Given data:
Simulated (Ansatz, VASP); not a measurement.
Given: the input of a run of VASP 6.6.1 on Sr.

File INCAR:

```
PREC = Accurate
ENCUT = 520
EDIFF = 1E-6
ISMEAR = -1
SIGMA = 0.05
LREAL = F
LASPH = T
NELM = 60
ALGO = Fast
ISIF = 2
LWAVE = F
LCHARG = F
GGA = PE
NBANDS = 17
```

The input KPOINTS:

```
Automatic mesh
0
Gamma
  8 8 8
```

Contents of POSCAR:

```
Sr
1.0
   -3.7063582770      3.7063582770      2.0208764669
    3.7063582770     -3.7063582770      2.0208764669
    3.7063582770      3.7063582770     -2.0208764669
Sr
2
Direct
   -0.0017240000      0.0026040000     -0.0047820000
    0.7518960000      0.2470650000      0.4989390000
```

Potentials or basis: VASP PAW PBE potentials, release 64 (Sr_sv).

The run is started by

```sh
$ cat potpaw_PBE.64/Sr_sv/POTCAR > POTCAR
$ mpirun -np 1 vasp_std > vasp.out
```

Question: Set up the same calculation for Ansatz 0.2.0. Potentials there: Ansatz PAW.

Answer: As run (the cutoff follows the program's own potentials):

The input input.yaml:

Work request: Transcribe the data above completely and exactly.

Answer section:
Simulated (Ansatz, VASP); not a measurement.
Given: the input of a run of VASP 6.6.1 on Sr.

File INCAR:

```
PREC = Accurate
ENCUT = 520
EDIFF = 1E-6
ISMEAR = -1
SIGMA = 0.05
LREAL = F
LASPH = T
NELM = 60
ALGO = Fast
ISIF = 2
LWAVE = F
LCHARG = F
GGA = PE
NBANDS = 17
```

The input KPOINTS:

```
Automatic mesh
0
Gamma
  8 8 8
```

Contents of POSCAR:

```
Sr
1.0
   -3.7063582770      3.7063582770      2.0208764669
    3.7063582770     -3.7063582770      2.0208764669
    3.7063582770      3.7063582770     -2.0208764669
Sr
2
Direct
   -0.0017240000      0.0026040000     -0.0047820000
    0.7518960000      0.2470650000      0.4989390000
```

Potentials or basis: VASP PAW PBE potentials, release 64 (Sr_sv).

The run is started by

```sh
$ cat potpaw_PBE.64/Sr_sv/POTCAR > POTCAR
$ mpirun -np 1 vasp_std > vasp.out
```

Question: Set up the same calculation for Ansatz 0.2.0. Potentials there: Ansatz PAW.

Answer: As run (the cutoff follows the program's own potentials):

The input input.yaml:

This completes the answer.